◆ Dataset content ◆
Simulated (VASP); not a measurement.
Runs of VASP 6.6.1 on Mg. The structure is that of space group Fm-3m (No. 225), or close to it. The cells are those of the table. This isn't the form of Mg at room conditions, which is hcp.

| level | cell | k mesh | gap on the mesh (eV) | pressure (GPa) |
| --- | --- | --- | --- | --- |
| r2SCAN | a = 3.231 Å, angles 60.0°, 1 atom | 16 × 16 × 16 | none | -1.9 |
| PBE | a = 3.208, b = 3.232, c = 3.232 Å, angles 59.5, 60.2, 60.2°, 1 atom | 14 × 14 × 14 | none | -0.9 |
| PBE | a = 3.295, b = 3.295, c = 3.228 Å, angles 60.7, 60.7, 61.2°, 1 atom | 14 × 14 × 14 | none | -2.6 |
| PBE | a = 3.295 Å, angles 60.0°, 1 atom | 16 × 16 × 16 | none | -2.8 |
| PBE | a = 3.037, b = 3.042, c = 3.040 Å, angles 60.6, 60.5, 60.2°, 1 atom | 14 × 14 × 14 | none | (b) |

◆ Work instruction ◆
Output all of the data again. Match it exactly.

◆ Answer space ◆
Simulated (VASP); not a measurement.
Runs of VASP 6.6.1 on Mg. The structure is that of space group Fm-3m (No. 225), or close to it. The cells are those of the table. This isn't the form of Mg at room conditions, which is hcp.

| level | cell | k mesh | gap on the mesh (eV) | pressure (GPa) |
| --- | --- | --- | --- | --- |
| r2SCAN | a = 3.231 Å, angles 60.0°, 1 atom | 16 × 16 × 16 | none | -1.9 |
| PBE | a = 3.208, b = 3.232, c = 3.232 Å, angles 59.5, 60.2, 60.2°, 1 atom | 14 × 14 × 14 | none | -0.9 |
| PBE | a = 3.295, b = 3.295, c = 3.228 Å, angles 60.7, 60.7, 61.2°, 1 atom | 14 × 14 × 14 | none | -2.6 |
| PBE | a = 3.295 Å, angles 60.0°, 1 atom | 16 × 16 × 16 | none | -2.8 |
| PBE | a = 3.037, b = 3.042, c = 3.040 Å, angles 60.6, 60.5, 60.2°, 1 atom | 14 × 14 × 14 | none | (b) |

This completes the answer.